## Supplied entries
********
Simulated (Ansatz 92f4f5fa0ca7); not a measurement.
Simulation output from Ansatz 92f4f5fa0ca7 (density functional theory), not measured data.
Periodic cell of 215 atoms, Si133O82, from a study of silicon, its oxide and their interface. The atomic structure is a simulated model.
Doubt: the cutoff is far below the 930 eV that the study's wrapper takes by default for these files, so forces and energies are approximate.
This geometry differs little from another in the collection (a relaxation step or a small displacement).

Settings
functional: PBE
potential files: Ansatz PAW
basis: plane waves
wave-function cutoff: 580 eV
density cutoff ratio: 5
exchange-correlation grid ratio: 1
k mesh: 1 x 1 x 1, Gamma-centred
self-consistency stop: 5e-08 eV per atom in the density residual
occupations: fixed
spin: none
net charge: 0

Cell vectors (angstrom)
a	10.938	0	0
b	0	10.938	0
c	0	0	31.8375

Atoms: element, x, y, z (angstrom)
********

## Activity
Every entry in the listing above is to be repeated verbatim.

## Your solution
Simulated (Ansatz 92f4f5fa0ca7); not a measurement.
Simulation output from Ansatz 92f4f5fa0ca7 (density functional theory), not measured data.
Periodic cell of 215 atoms, Si133O82, from a study of silicon, its oxide and their interface. The atomic structure is a simulated model.
Doubt: the cutoff is far below the 930 eV that the study's wrapper takes by default for these files, so forces and energies are approximate.
This geometry differs little from another in the collection (a relaxation step or a small displacement).

Settings
functional: PBE
potential files: Ansatz PAW
basis: plane waves
wave-function cutoff: 580 eV
density cutoff ratio: 5
exchange-correlation grid ratio: 1
k mesh: 1 x 1 x 1, Gamma-centred
self-consistency stop: 5e-08 eV per atom in the density residual
occupations: fixed
spin: none
net charge: 0

Cell vectors (angstrom)
a	10.938	0	0
b	0	10.938	0
c	0	0	31.8375

Atoms: element, x, y, z (angstrom)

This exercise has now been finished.